Available data:
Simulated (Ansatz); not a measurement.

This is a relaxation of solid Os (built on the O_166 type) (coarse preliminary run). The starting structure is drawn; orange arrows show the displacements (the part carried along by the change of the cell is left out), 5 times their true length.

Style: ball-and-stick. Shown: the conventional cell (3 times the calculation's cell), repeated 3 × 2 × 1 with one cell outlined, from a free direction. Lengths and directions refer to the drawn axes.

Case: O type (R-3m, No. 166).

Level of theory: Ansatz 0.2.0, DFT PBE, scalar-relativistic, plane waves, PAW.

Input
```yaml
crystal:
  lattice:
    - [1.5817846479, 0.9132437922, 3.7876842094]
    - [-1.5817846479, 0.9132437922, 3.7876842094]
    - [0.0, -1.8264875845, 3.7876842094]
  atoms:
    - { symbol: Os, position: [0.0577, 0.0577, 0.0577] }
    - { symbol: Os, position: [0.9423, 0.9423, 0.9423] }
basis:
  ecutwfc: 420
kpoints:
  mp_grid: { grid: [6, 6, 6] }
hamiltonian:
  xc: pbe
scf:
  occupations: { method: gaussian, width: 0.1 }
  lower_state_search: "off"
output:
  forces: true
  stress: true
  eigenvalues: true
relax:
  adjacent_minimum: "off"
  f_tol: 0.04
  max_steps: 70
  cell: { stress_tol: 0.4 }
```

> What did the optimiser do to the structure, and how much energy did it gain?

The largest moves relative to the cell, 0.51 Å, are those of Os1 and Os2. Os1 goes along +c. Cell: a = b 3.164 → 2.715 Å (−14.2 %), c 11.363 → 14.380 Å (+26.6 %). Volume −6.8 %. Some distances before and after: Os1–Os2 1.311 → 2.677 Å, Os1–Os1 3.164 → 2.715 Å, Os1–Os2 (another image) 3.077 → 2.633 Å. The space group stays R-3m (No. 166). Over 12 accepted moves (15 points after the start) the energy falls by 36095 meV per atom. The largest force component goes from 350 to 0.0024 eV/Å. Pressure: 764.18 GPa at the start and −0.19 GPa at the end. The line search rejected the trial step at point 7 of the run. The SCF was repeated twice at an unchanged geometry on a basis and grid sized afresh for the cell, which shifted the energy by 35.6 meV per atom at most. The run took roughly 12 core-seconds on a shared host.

Work task: Beginning with the line containing "Style: ball-and-stick. Shown: the" in the material above, copy every line exactly until you have copied the line containing "did it gain?".

Written answer:
Style: ball-and-stick. Shown: the conventional cell (3 times the calculation's cell), repeated 3 × 2 × 1 with one cell outlined, from a free direction. Lengths and directions refer to the drawn axes.

Case: O type (R-3m, No. 166).

Level of theory: Ansatz 0.2.0, DFT PBE, scalar-relativistic, plane waves, PAW.

Input
```yaml
crystal:
  lattice:
    - [1.5817846479, 0.9132437922, 3.7876842094]
    - [-1.5817846479, 0.9132437922, 3.7876842094]
    - [0.0, -1.8264875845, 3.7876842094]
  atoms:
    - { symbol: Os, position: [0.0577, 0.0577, 0.0577] }
    - { symbol: Os, position: [0.9423, 0.9423, 0.9423] }
basis:
  ecutwfc: 420
kpoints:
  mp_grid: { grid: [6, 6, 6] }
hamiltonian:
  xc: pbe
scf:
  occupations: { method: gaussian, width: 0.1 }
  lower_state_search: "off"
output:
  forces: true
  stress: true
  eigenvalues: true
relax:
  adjacent_minimum: "off"
  f_tol: 0.04
  max_steps: 70
  cell: { stress_tol: 0.4 }
```

> What did the optimiser do to the structure, and how much energy did it gain?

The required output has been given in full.